# REQUIRED ACTION
Return every record exactly as written.

# GIVEN INFORMATION
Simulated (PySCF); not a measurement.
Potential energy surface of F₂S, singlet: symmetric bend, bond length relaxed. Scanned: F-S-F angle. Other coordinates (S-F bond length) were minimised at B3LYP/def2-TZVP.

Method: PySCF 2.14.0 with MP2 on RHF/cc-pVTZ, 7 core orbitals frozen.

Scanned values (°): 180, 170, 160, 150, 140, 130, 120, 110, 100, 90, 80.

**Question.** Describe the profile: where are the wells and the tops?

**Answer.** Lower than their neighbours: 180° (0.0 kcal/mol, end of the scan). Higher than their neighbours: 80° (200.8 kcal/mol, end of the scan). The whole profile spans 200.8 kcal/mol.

# WRITTEN RESPONSE
Simulated (PySCF); not a measurement.
Potential energy surface of F₂S, singlet: symmetric bend, bond length relaxed. Scanned: F-S-F angle. Other coordinates (S-F bond length) were minimised at B3LYP/def2-TZVP.

Method: PySCF 2.14.0 with MP2 on RHF/cc-pVTZ, 7 core orbitals frozen.

Scanned values (°): 180, 170, 160, 150, 140, 130, 120, 110, 100, 90, 80.

**Question.** Describe the profile: where are the wells and the tops?

**Answer.** Lower than their neighbours: 180° (0.0 kcal/mol, end of the scan). Higher than their neighbours: 80° (200.8 kcal/mol, end of the scan). The whole profile spans 200.8 kcal/mol.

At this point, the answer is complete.